ACTION ITEM: An exact transcription of every record is needed.

DATASET EXTRACT:
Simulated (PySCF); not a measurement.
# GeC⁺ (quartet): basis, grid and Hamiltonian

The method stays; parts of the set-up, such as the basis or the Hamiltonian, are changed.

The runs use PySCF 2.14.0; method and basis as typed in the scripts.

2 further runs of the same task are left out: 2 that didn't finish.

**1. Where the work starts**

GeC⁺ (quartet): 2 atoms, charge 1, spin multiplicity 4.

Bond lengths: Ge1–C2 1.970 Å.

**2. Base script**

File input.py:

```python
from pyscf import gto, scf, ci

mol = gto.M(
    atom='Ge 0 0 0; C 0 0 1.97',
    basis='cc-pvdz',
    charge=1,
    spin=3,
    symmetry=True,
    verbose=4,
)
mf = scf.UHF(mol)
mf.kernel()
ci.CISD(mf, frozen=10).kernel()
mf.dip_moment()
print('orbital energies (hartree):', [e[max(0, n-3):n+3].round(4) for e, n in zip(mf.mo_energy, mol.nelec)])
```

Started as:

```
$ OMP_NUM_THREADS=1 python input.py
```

YOUR SOLUTION:
Simulated (PySCF); not a measurement.
# GeC⁺ (quartet): basis, grid and Hamiltonian

The method stays; parts of the set-up, such as the basis or the Hamiltonian, are changed.

The runs use PySCF 2.14.0; method and basis as typed in the scripts.

2 further runs of the same task are left out: 2 that didn't finish.

**1. Where the work starts**

GeC⁺ (quartet): 2 atoms, charge 1, spin multiplicity 4.

Bond lengths: Ge1–C2 1.970 Å.

**2. Base script**

File input.py:

```python
from pyscf import gto, scf, ci

mol = gto.M(
    atom='Ge 0 0 0; C 0 0 1.97',
    basis='cc-pvdz',
    charge=1,
    spin=3,
    symmetry=True,
    verbose=4,
)
mf = scf.UHF(mol)
mf.kernel()
ci.CISD(mf, frozen=10).kernel()
mf.dip_moment()
print('orbital energies (hartree):', [e[max(0, n-3):n+3].round(4) for e, n in zip(mf.mo_energy, mol.nelec)])
```

Started as:

```
$ OMP_NUM_THREADS=1 python input.py
```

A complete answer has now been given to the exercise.